RAW DATA ▸
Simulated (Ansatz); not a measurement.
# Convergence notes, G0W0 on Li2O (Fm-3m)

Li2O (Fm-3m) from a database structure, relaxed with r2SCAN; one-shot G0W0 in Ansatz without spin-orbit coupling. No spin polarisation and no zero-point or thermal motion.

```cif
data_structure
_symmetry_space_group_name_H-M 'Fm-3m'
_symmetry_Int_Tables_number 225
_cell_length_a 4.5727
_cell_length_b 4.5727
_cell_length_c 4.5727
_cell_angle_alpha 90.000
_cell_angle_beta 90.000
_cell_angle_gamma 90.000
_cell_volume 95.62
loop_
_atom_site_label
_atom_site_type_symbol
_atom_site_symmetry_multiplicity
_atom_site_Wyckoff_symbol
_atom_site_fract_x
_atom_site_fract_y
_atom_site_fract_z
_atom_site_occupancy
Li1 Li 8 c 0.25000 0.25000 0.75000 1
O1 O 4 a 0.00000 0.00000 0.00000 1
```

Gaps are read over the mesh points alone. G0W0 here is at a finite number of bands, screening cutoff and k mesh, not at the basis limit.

TASK ITEM ▸ Write out the full listing, keeping every line exactly as it is.

SOLUTION ▸
Simulated (Ansatz); not a measurement.
# Convergence notes, G0W0 on Li2O (Fm-3m)

Li2O (Fm-3m) from a database structure, relaxed with r2SCAN; one-shot G0W0 in Ansatz without spin-orbit coupling. No spin polarisation and no zero-point or thermal motion.

```cif
data_structure
_symmetry_space_group_name_H-M 'Fm-3m'
_symmetry_Int_Tables_number 225
_cell_length_a 4.5727
_cell_length_b 4.5727
_cell_length_c 4.5727
_cell_angle_alpha 90.000
_cell_angle_beta 90.000
_cell_angle_gamma 90.000
_cell_volume 95.62
loop_
_atom_site_label
_atom_site_type_symbol
_atom_site_symmetry_multiplicity
_atom_site_Wyckoff_symbol
_atom_site_fract_x
_atom_site_fract_y
_atom_site_fract_z
_atom_site_occupancy
Li1 Li 8 c 0.25000 0.25000 0.75000 1
O1 O 4 a 0.00000 0.00000 0.00000 1
```

Gaps are read over the mesh points alone. G0W0 here is at a finite number of bands, screening cutoff and k mesh, not at the basis limit.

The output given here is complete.